• [BRIEF]:
Once the line containing "### Step 1. The cell of the first run" has been written out, stop; until then, restate each line of the entries below word for word from the first.

# # # #

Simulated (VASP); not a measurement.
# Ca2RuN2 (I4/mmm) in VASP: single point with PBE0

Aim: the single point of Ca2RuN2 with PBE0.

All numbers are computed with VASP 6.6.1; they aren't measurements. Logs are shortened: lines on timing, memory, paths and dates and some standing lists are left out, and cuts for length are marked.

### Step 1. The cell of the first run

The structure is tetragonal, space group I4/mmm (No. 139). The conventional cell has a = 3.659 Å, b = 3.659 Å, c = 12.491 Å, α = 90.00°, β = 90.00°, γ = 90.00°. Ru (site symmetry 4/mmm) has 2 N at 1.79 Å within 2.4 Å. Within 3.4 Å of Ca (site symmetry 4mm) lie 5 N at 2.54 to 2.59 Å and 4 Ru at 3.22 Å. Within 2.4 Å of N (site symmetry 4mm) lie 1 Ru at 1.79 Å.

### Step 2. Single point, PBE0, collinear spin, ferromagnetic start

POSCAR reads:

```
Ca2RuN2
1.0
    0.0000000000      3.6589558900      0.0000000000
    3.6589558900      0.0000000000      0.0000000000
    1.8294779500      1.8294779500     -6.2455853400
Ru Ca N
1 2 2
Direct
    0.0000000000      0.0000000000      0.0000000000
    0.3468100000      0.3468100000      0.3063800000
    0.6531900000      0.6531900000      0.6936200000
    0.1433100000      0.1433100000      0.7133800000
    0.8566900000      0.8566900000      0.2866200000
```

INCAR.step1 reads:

# # # #

• [RESPONSE]:
Simulated (VASP); not a measurement.
# Ca2RuN2 (I4/mmm) in VASP: single point with PBE0

Aim: the single point of Ca2RuN2 with PBE0.

All numbers are computed with VASP 6.6.1; they aren't measurements. Logs are shortened: lines on timing, memory, paths and dates and some standing lists are left out, and cuts for length are marked.

### Step 1. The cell of the first run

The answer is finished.